Dataset content:
···

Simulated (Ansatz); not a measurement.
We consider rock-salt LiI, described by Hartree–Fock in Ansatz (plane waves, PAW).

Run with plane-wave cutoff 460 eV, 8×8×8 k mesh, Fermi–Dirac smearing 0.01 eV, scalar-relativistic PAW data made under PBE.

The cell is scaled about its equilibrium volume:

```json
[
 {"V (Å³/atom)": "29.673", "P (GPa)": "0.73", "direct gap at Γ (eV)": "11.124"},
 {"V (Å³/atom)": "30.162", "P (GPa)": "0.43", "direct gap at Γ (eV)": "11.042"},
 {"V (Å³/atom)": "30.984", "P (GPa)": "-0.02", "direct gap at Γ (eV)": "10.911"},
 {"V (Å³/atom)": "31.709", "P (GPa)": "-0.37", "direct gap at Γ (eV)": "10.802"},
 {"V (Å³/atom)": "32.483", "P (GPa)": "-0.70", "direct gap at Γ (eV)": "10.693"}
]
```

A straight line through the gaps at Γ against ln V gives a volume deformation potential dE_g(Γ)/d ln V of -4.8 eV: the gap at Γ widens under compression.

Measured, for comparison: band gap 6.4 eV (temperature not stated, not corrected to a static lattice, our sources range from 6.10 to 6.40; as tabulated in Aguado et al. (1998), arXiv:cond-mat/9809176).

···

Task item: Nothing beyond the line that contains "A straight line" belongs in the answer; reproduce the entries exactly from their first line through it.

Exercise response:
Simulated (Ansatz); not a measurement.
We consider rock-salt LiI, described by Hartree–Fock in Ansatz (plane waves, PAW).

Run with plane-wave cutoff 460 eV, 8×8×8 k mesh, Fermi–Dirac smearing 0.01 eV, scalar-relativistic PAW data made under PBE.

The cell is scaled about its equilibrium volume:

```json
[
 {"V (Å³/atom)": "29.673", "P (GPa)": "0.73", "direct gap at Γ (eV)": "11.124"},
 {"V (Å³/atom)": "30.162", "P (GPa)": "0.43", "direct gap at Γ (eV)": "11.042"},
 {"V (Å³/atom)": "30.984", "P (GPa)": "-0.02", "direct gap at Γ (eV)": "10.911"},
 {"V (Å³/atom)": "31.709", "P (GPa)": "-0.37", "direct gap at Γ (eV)": "10.802"},
 {"V (Å³/atom)": "32.483", "P (GPa)": "-0.70", "direct gap at Γ (eV)": "10.693"}
]
```

A straight line through the gaps at Γ against ln V gives a volume deformation potential dE_g(Γ)/d ln V of -4.8 eV: the gap at Γ widens under compression.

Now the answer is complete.